WORK ITEM
Everything from the first line of the entries below through the line holding "Level of theory: PBE" must be printed exactly as written.

DATA UNDER STUDY
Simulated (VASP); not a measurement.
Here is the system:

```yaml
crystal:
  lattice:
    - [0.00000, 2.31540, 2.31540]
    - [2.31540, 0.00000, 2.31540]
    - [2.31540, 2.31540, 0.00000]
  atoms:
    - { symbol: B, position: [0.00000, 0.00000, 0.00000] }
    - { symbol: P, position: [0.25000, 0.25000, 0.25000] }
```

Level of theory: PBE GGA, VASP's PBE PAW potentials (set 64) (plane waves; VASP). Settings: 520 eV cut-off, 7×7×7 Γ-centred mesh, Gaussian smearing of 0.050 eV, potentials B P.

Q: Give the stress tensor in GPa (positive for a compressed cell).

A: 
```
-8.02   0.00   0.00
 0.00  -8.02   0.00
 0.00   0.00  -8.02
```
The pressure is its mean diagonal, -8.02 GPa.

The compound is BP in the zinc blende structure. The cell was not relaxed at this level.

WRITTEN ANSWER
Simulated (VASP); not a measurement.
Here is the system:

```yaml
crystal:
  lattice:
    - [0.00000, 2.31540, 2.31540]
    - [2.31540, 0.00000, 2.31540]
    - [2.31540, 2.31540, 0.00000]
  atoms:
    - { symbol: B, position: [0.00000, 0.00000, 0.00000] }
    - { symbol: P, position: [0.25000, 0.25000, 0.25000] }
```

Level of theory: PBE GGA, VASP's PBE PAW potentials (set 64) (plane waves; VASP). Settings: 520 eV cut-off, 7×7×7 Γ-centred mesh, Gaussian smearing of 0.050 eV, potentials B P.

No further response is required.